◆ BRIEF
Transcribe, verbatim, every line from the start of the entries through the line that contains "Solution. gap on"; include both boundary lines and omit all others.

[Start of section]

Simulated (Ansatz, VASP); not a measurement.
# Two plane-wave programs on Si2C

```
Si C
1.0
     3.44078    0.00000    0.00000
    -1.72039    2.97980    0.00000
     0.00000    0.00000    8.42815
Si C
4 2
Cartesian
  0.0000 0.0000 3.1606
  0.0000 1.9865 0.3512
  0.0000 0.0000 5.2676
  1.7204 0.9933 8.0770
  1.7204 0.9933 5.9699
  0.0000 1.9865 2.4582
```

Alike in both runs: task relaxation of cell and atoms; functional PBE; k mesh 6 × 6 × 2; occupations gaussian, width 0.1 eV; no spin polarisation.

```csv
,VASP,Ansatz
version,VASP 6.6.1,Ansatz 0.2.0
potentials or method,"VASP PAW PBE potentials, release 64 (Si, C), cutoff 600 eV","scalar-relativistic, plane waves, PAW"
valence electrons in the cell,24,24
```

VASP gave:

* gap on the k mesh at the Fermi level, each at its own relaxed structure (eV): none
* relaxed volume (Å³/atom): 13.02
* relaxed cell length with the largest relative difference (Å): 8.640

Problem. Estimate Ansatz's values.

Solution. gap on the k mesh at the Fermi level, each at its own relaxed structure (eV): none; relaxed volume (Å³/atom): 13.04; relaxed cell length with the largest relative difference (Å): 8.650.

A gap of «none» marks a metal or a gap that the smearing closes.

[End of section]

◆ EXERCISE ANSWER
Simulated (Ansatz, VASP); not a measurement.
# Two plane-wave programs on Si2C

```
Si C
1.0
     3.44078    0.00000    0.00000
    -1.72039    2.97980    0.00000
     0.00000    0.00000    8.42815
Si C
4 2
Cartesian
  0.0000 0.0000 3.1606
  0.0000 1.9865 0.3512
  0.0000 0.0000 5.2676
  1.7204 0.9933 8.0770
  1.7204 0.9933 5.9699
  0.0000 1.9865 2.4582
```

Alike in both runs: task relaxation of cell and atoms; functional PBE; k mesh 6 × 6 × 2; occupations gaussian, width 0.1 eV; no spin polarisation.

```csv
,VASP,Ansatz
version,VASP 6.6.1,Ansatz 0.2.0
potentials or method,"VASP PAW PBE potentials, release 64 (Si, C), cutoff 600 eV","scalar-relativistic, plane waves, PAW"
valence electrons in the cell,24,24
```

VASP gave:

* gap on the k mesh at the Fermi level, each at its own relaxed structure (eV): none
* relaxed volume (Å³/atom): 13.02
* relaxed cell length with the largest relative difference (Å): 8.640

Problem. Estimate Ansatz's values.

Solution. gap on the k mesh at the Fermi level, each at its own relaxed structure (eV): none; relaxed volume (Å³/atom): 13.04; relaxed cell length with the largest relative difference (Å): 8.650.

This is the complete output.